◆ **Exercise**
Exactly the lines from the opening of the data through the line containing "Geometry optimisation, DFT" should be reproduced, please, with nothing added.

++++++++++
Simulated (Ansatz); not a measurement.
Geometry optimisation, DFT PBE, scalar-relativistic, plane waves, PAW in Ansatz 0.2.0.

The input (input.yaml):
++++++++++

◆ **Answer box**
Simulated (Ansatz); not a measurement.
Geometry optimisation, DFT PBE, scalar-relativistic, plane waves, PAW in Ansatz 0.2.0.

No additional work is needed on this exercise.